§ GIVEN ENTRIES
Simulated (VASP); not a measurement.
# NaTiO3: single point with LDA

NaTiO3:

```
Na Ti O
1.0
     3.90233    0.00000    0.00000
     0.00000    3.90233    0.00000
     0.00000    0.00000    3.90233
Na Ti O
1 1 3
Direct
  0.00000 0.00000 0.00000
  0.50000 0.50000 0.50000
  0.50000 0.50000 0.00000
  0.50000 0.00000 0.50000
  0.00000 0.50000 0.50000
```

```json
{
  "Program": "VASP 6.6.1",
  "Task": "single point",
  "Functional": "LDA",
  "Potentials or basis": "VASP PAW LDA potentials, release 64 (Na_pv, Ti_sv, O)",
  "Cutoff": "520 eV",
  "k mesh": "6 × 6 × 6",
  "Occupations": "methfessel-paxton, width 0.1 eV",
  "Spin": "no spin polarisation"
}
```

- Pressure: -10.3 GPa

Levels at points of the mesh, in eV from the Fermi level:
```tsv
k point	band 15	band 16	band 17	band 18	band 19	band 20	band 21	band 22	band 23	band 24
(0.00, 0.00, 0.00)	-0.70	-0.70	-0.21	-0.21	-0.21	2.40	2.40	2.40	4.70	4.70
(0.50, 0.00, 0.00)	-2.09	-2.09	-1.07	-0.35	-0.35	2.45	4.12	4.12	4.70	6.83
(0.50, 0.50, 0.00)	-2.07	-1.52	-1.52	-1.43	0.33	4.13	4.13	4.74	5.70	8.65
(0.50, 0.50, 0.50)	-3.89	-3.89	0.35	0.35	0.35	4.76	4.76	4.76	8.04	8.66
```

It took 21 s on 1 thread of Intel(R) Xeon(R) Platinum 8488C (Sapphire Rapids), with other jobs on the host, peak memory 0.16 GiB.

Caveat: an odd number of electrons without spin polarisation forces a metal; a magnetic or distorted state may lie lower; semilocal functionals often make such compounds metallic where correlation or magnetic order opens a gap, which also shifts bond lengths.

§ ACTION ITEM
Up to and including the line that holds "It took 21 s", reproduce the records above exactly from their first line, and give nothing else.

§ RESULT
Simulated (VASP); not a measurement.
# NaTiO3: single point with LDA

NaTiO3:

```
Na Ti O
1.0
     3.90233    0.00000    0.00000
     0.00000    3.90233    0.00000
     0.00000    0.00000    3.90233
Na Ti O
1 1 3
Direct
  0.00000 0.00000 0.00000
  0.50000 0.50000 0.50000
  0.50000 0.50000 0.00000
  0.50000 0.00000 0.50000
  0.00000 0.50000 0.50000
```

```json
{
  "Program": "VASP 6.6.1",
  "Task": "single point",
  "Functional": "LDA",
  "Potentials or basis": "VASP PAW LDA potentials, release 64 (Na_pv, Ti_sv, O)",
  "Cutoff": "520 eV",
  "k mesh": "6 × 6 × 6",
  "Occupations": "methfessel-paxton, width 0.1 eV",
  "Spin": "no spin polarisation"
}
```

- Pressure: -10.3 GPa

Levels at points of the mesh, in eV from the Fermi level:
```tsv
k point	band 15	band 16	band 17	band 18	band 19	band 20	band 21	band 22	band 23	band 24
(0.00, 0.00, 0.00)	-0.70	-0.70	-0.21	-0.21	-0.21	2.40	2.40	2.40	4.70	4.70
(0.50, 0.00, 0.00)	-2.09	-2.09	-1.07	-0.35	-0.35	2.45	4.12	4.12	4.70	6.83
(0.50, 0.50, 0.00)	-2.07	-1.52	-1.52	-1.43	0.33	4.13	4.13	4.74	5.70	8.65
(0.50, 0.50, 0.50)	-3.89	-3.89	0.35	0.35	0.35	4.76	4.76	4.76	8.04	8.66
```

It took 21 s on 1 thread of Intel(R) Xeon(R) Platinum 8488C (Sapphire Rapids), with other jobs on the host, peak memory 0.16 GiB.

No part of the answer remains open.